Assignment => Output the listing below verbatim, from its first line to its last.

Stored data =>
__________________________________________________

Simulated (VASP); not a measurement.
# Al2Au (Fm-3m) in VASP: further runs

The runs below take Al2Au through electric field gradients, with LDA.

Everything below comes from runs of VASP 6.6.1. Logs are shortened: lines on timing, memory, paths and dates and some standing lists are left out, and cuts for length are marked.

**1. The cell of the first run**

__________________________________________________

Task answer =>
Simulated (VASP); not a measurement.
# Al2Au (Fm-3m) in VASP: further runs

The runs below take Al2Au through electric field gradients, with LDA.

Everything below comes from runs of VASP 6.6.1. Logs are shortened: lines on timing, memory, paths and dates and some standing lists are left out, and cuts for length are marked.

**1. The cell of the first run**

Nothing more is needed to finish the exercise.